> _Activity_
In your answer, transcribe all of the data exactly.

======

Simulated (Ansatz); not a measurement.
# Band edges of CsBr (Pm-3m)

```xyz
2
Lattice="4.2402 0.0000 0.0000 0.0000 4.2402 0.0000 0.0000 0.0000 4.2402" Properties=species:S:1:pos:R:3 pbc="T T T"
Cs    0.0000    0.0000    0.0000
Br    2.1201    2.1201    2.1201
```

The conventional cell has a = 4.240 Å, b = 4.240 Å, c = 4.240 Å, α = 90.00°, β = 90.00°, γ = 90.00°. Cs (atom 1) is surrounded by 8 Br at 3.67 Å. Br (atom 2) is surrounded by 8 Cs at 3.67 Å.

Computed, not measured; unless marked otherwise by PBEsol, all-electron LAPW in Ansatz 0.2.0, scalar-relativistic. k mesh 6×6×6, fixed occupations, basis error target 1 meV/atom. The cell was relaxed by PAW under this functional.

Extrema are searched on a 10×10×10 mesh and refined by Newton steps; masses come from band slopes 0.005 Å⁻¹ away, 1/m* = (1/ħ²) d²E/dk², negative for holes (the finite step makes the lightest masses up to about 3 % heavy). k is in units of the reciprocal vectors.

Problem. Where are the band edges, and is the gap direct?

======

> _Written reply_
Simulated (Ansatz); not a measurement.
# Band edges of CsBr (Pm-3m)

```xyz
2
Lattice="4.2402 0.0000 0.0000 0.0000 4.2402 0.0000 0.0000 0.0000 4.2402" Properties=species:S:1:pos:R:3 pbc="T T T"
Cs    0.0000    0.0000    0.0000
Br    2.1201    2.1201    2.1201
```

The conventional cell has a = 4.240 Å, b = 4.240 Å, c = 4.240 Å, α = 90.00°, β = 90.00°, γ = 90.00°. Cs (atom 1) is surrounded by 8 Br at 3.67 Å. Br (atom 2) is surrounded by 8 Cs at 3.67 Å.

Computed, not measured; unless marked otherwise by PBEsol, all-electron LAPW in Ansatz 0.2.0, scalar-relativistic. k mesh 6×6×6, fixed occupations, basis error target 1 meV/atom. The cell was relaxed by PAW under this functional.

Extrema are searched on a 10×10×10 mesh and refined by Newton steps; masses come from band slopes 0.005 Å⁻¹ away, 1/m* = (1/ħ²) d²E/dk², negative for holes (the finite step makes the lightest masses up to about 3 % heavy). k is in units of the reciprocal vectors.

Problem. Where are the band edges, and is the gap direct?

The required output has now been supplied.